__Data__:
*****

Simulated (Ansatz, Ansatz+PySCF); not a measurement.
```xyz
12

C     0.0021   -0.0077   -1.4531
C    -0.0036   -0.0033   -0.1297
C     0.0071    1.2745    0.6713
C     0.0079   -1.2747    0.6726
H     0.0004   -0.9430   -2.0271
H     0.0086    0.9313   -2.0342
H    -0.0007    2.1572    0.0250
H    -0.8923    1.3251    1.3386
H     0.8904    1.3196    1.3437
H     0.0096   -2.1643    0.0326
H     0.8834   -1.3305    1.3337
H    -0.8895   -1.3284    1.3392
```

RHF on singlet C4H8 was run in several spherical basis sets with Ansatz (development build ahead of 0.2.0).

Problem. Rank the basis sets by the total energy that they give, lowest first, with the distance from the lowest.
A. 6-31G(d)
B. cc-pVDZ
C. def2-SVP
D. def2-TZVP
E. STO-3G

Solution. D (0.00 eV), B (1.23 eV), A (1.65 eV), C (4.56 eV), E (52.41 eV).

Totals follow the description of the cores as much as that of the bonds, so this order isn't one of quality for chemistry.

*****

__Task item__:
Repeat exactly the lines of the listing above, from the one with "C. def2-SVP" down to the one with "Solution. D (0.00"; both of those lines belong in the range.

__Response box__:
C. def2-SVP
D. def2-TZVP
E. STO-3G

Solution. D (0.00 eV), B (1.23 eV), A (1.65 eV), C (4.56 eV), E (52.41 eV).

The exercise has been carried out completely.